* [Records shown]
• • • • •
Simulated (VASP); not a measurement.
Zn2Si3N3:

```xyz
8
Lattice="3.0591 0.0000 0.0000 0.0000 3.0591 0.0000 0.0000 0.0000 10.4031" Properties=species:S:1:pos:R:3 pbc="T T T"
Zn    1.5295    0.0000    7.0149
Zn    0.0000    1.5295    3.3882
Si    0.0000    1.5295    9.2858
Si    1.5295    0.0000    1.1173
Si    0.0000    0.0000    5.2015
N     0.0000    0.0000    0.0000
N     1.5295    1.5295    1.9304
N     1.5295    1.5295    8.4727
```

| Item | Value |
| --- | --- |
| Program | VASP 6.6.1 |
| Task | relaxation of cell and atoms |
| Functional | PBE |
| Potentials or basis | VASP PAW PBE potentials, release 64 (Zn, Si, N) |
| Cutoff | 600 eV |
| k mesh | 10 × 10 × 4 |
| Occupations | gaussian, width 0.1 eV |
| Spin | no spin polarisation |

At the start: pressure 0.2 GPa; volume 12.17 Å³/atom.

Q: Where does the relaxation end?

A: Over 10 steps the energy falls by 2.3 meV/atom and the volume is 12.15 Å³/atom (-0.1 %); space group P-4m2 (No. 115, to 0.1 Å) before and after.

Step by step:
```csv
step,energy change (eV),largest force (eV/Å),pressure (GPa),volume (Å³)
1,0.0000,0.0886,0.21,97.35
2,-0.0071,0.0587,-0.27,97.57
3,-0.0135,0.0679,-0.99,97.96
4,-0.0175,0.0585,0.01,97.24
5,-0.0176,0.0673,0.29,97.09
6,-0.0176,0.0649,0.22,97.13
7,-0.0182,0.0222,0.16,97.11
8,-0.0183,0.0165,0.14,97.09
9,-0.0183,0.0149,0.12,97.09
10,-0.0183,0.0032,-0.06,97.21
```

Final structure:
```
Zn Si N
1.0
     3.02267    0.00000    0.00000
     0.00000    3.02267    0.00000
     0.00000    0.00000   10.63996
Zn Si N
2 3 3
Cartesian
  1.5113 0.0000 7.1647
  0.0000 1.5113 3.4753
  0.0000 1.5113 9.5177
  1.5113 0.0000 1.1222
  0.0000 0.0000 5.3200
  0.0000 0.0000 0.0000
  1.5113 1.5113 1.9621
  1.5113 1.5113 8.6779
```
• • • • •

* [Activity] Repeat the entries above exactly, beginning at their first line and ending with the line that contains "10 × 10 × 4 |", with nothing added.

* [Written solution]
Simulated (VASP); not a measurement.
Zn2Si3N3:

```xyz
8
Lattice="3.0591 0.0000 0.0000 0.0000 3.0591 0.0000 0.0000 0.0000 10.4031" Properties=species:S:1:pos:R:3 pbc="T T T"
Zn    1.5295    0.0000    7.0149
Zn    0.0000    1.5295    3.3882
Si    0.0000    1.5295    9.2858
Si    1.5295    0.0000    1.1173
Si    0.0000    0.0000    5.2015
N     0.0000    0.0000    0.0000
N     1.5295    1.5295    1.9304
N     1.5295    1.5295    8.4727
```

| Item | Value |
| --- | --- |
| Program | VASP 6.6.1 |
| Task | relaxation of cell and atoms |
| Functional | PBE |
| Potentials or basis | VASP PAW PBE potentials, release 64 (Zn, Si, N) |
| Cutoff | 600 eV |
| k mesh | 10 × 10 × 4 |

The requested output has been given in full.